──────
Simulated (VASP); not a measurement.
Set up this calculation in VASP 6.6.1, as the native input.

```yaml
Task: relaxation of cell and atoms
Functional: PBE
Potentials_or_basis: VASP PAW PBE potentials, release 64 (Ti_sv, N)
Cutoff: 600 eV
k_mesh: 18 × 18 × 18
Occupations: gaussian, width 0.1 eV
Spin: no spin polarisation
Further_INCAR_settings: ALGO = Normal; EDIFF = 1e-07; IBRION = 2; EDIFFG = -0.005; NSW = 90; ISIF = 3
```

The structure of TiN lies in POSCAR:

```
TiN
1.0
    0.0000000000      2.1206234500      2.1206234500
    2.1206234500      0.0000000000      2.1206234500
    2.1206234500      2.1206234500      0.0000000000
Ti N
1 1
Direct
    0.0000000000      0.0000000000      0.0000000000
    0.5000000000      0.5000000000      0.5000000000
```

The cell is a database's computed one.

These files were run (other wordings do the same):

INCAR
──────

» **Brief**:
Output each entry exactly. Leave none out.

» **Exercise solution**:
Simulated (VASP); not a measurement.
Set up this calculation in VASP 6.6.1, as the native input.

```yaml
Task: relaxation of cell and atoms
Functional: PBE
Potentials_or_basis: VASP PAW PBE potentials, release 64 (Ti_sv, N)
Cutoff: 600 eV
k_mesh: 18 × 18 × 18
Occupations: gaussian, width 0.1 eV
Spin: no spin polarisation
Further_INCAR_settings: ALGO = Normal; EDIFF = 1e-07; IBRION = 2; EDIFFG = -0.005; NSW = 90; ISIF = 3
```

The structure of TiN lies in POSCAR:

```
TiN
1.0
    0.0000000000      2.1206234500      2.1206234500
    2.1206234500      0.0000000000      2.1206234500
    2.1206234500      2.1206234500      0.0000000000
Ti N
1 1
Direct
    0.0000000000      0.0000000000      0.0000000000
    0.5000000000      0.5000000000      0.5000000000
```

The cell is a database's computed one.

These files were run (other wordings do the same):

INCAR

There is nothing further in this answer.